Look through the data below and extract, unchanged, the lines from the one that contains "Give the bubble" to the one that contains "x = 0.125: 0.9493", both included.

Supplied entries —
=-=-=-=-=

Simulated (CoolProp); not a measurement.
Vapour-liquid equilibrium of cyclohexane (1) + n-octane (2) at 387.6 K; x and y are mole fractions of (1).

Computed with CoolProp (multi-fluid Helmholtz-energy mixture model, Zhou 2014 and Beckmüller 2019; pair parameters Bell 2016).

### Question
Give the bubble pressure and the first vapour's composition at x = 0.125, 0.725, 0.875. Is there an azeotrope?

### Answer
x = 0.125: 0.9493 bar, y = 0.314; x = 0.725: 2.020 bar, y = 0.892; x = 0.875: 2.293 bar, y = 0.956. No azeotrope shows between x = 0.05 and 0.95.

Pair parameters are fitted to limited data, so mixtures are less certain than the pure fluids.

=-=-=-=-=

Exercise result —
Give the bubble pressure and the first vapour's composition at x = 0.125, 0.725, 0.875. Is there an azeotrope?

### Answer
x = 0.125: 0.9493 bar, y = 0.314; x = 0.725: 2.020 bar, y = 0.892; x = 0.875: 2.293 bar, y = 0.956. No azeotrope shows between x = 0.05 and 0.95.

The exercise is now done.